━━ Dataset content

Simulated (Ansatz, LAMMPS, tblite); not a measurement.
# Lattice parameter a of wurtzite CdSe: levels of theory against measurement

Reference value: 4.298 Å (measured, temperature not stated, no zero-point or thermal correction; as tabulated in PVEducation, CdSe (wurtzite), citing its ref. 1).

━━━━

■ Work task ■
Every single entry above has to be copied exactly.

■ Written solution ■
Simulated (Ansatz, LAMMPS, tblite); not a measurement.
# Lattice parameter a of wurtzite CdSe: levels of theory against measurement

Reference value: 4.298 Å (measured, temperature not stated, no zero-point or thermal correction; as tabulated in PVEducation, CdSe (wurtzite), citing its ref. 1).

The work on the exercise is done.